__Task item__:
Of the entries below, restate word for word only the section that runs from the line with "A dimer, H2" to the line with "Question: What interaction", counting both ends.

Entries provided START
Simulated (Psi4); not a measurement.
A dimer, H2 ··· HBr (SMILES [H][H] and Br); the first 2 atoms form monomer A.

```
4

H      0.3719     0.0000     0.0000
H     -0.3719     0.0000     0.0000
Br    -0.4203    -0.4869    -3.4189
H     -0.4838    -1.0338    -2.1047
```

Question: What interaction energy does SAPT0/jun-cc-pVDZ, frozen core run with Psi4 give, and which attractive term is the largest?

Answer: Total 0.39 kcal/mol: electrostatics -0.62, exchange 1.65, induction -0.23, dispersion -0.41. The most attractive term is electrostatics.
Entries provided END

__Answer box__:
A dimer, H2 ··· HBr (SMILES [H][H] and Br); the first 2 atoms form monomer A.

```
4

H      0.3719     0.0000     0.0000
H     -0.3719     0.0000     0.0000
Br    -0.4203    -0.4869    -3.4189
H     -0.4838    -1.0338    -2.1047
```

Question: What interaction energy does SAPT0/jun-cc-pVDZ, frozen core run with Psi4 give, and which attractive term is the largest?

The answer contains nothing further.